-- Opening Marker --
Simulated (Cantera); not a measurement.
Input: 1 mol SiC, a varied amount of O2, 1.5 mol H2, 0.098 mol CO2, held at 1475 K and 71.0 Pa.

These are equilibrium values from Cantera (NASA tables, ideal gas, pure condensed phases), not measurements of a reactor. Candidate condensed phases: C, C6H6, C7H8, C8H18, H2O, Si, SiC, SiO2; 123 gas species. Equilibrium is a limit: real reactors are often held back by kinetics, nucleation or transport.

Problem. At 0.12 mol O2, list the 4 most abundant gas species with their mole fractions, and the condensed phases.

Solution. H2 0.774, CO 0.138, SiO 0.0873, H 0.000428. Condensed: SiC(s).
-- Closing Marker --

» Task item
Each line above is to be restated exactly as it stands.

» Result
Simulated (Cantera); not a measurement.
Input: 1 mol SiC, a varied amount of O2, 1.5 mol H2, 0.098 mol CO2, held at 1475 K and 71.0 Pa.

These are equilibrium values from Cantera (NASA tables, ideal gas, pure condensed phases), not measurements of a reactor. Candidate condensed phases: C, C6H6, C7H8, C8H18, H2O, Si, SiC, SiO2; 123 gas species. Equilibrium is a limit: real reactors are often held back by kinetics, nucleation or transport.

Problem. At 0.12 mol O2, list the 4 most abundant gas species with their mole fractions, and the condensed phases.

Solution. H2 0.774, CO 0.138, SiO 0.0873, H 0.000428. Condensed: SiC(s).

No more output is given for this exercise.